Material supplied
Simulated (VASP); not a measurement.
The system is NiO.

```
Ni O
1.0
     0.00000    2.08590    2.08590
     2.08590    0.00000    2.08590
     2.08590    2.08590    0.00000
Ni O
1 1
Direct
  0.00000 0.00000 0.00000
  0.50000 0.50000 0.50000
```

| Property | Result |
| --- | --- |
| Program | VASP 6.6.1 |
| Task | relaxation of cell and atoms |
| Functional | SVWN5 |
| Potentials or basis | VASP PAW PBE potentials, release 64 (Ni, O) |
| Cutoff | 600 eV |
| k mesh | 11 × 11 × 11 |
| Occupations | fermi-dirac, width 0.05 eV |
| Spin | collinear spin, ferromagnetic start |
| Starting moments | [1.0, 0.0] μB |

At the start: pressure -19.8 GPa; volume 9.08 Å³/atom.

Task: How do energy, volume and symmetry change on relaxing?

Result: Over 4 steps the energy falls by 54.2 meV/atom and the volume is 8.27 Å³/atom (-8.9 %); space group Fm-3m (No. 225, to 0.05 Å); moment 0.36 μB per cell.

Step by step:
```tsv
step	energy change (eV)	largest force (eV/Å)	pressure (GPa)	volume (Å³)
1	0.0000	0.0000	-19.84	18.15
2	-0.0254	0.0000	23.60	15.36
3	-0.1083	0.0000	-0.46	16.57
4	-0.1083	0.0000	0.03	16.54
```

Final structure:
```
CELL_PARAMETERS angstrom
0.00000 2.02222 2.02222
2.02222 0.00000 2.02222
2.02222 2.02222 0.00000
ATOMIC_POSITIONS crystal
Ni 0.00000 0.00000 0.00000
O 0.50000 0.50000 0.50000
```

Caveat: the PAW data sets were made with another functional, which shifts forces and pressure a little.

Required action
Look above for the line with "and atoms |" and the line with "Task: How do", and reproduce exactly those two lines plus every line between, nothing more.

Exercise result
| Task | relaxation of cell and atoms |
| Functional | SVWN5 |
| Potentials or basis | VASP PAW PBE potentials, release 64 (Ni, O) |
| Cutoff | 600 eV |
| k mesh | 11 × 11 × 11 |
| Occupations | fermi-dirac, width 0.05 eV |
| Spin | collinear spin, ferromagnetic start |
| Starting moments | [1.0, 0.0] μB |

At the start: pressure -19.8 GPa; volume 9.08 Å³/atom.

Task: How do energy, volume and symmetry change on relaxing?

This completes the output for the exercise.